> [ACTION ITEM]: Go through the entries and copy every one exactly.

> [ENTRIES SUPPLIED]:
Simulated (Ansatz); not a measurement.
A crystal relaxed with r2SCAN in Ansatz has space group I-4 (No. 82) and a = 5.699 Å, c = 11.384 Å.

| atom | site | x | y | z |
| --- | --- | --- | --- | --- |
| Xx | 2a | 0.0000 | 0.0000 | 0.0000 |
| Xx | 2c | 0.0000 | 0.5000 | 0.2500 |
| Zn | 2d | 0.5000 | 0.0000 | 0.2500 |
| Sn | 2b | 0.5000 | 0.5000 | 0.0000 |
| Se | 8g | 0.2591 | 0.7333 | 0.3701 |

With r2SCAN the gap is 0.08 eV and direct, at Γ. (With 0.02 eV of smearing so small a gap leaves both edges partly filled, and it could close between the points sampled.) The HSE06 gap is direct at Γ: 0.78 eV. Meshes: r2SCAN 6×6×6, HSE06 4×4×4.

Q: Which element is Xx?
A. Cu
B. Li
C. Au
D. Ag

> [TASK RESPONSE]:
Simulated (Ansatz); not a measurement.
A crystal relaxed with r2SCAN in Ansatz has space group I-4 (No. 82) and a = 5.699 Å, c = 11.384 Å.

| atom | site | x | y | z |
| --- | --- | --- | --- | --- |
| Xx | 2a | 0.0000 | 0.0000 | 0.0000 |
| Xx | 2c | 0.0000 | 0.5000 | 0.2500 |
| Zn | 2d | 0.5000 | 0.0000 | 0.2500 |
| Sn | 2b | 0.5000 | 0.5000 | 0.0000 |
| Se | 8g | 0.2591 | 0.7333 | 0.3701 |

With r2SCAN the gap is 0.08 eV and direct, at Γ. (With 0.02 eV of smearing so small a gap leaves both edges partly filled, and it could close between the points sampled.) The HSE06 gap is direct at Γ: 0.78 eV. Meshes: r2SCAN 6×6×6, HSE06 4×4×4.

Q: Which element is Xx?
A. Cu
B. Li
C. Au
D. Ag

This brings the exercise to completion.